════════

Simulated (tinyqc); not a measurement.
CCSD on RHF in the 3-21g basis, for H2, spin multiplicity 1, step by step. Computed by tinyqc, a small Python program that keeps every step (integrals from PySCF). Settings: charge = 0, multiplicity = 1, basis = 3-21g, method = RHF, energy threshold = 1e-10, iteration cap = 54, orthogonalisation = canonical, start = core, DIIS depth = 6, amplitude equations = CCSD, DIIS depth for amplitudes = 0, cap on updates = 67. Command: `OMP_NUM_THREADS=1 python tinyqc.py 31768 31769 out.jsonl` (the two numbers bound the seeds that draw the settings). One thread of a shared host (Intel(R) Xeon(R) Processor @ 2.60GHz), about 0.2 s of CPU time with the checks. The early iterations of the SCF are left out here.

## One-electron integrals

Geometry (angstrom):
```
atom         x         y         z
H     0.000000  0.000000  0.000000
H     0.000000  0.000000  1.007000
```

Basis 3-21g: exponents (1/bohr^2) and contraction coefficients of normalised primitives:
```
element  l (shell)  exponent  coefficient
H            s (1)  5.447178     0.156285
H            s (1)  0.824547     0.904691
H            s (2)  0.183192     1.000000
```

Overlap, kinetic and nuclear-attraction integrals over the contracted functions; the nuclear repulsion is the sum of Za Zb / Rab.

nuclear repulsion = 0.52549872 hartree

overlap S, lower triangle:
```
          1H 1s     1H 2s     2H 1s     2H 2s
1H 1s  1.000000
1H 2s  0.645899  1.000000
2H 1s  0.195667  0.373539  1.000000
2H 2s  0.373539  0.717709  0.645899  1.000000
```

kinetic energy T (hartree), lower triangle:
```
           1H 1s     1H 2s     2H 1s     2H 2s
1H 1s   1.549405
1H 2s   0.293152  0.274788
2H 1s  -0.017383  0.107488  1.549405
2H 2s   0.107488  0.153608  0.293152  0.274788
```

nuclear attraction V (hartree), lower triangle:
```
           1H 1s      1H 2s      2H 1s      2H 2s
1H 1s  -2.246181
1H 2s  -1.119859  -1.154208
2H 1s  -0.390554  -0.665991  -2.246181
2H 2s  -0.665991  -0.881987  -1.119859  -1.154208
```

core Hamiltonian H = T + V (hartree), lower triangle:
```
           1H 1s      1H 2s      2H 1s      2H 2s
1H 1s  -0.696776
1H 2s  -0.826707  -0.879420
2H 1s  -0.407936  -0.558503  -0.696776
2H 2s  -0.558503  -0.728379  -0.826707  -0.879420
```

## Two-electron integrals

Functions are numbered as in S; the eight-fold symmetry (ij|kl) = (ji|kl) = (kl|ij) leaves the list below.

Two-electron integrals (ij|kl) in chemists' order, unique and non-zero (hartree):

════════

## WORK INSTRUCTION
Above is a listing; print exactly its lines from the one with "kinetic energy T" through the one with "## Two-electron integrals", and no other lines.

## TASK RESPONSE
kinetic energy T (hartree), lower triangle:
```
           1H 1s     1H 2s     2H 1s     2H 2s
1H 1s   1.549405
1H 2s   0.293152  0.274788
2H 1s  -0.017383  0.107488  1.549405
2H 2s   0.107488  0.153608  0.293152  0.274788
```

nuclear attraction V (hartree), lower triangle:
```
           1H 1s      1H 2s      2H 1s      2H 2s
1H 1s  -2.246181
1H 2s  -1.119859  -1.154208
2H 1s  -0.390554  -0.665991  -2.246181
2H 2s  -0.665991  -0.881987  -1.119859  -1.154208
```

core Hamiltonian H = T + V (hartree), lower triangle:
```
           1H 1s      1H 2s      2H 1s      2H 2s
1H 1s  -0.696776
1H 2s  -0.826707  -0.879420
2H 1s  -0.407936  -0.558503  -0.696776
2H 2s  -0.558503  -0.728379  -0.826707  -0.879420
```

## Two-electron integrals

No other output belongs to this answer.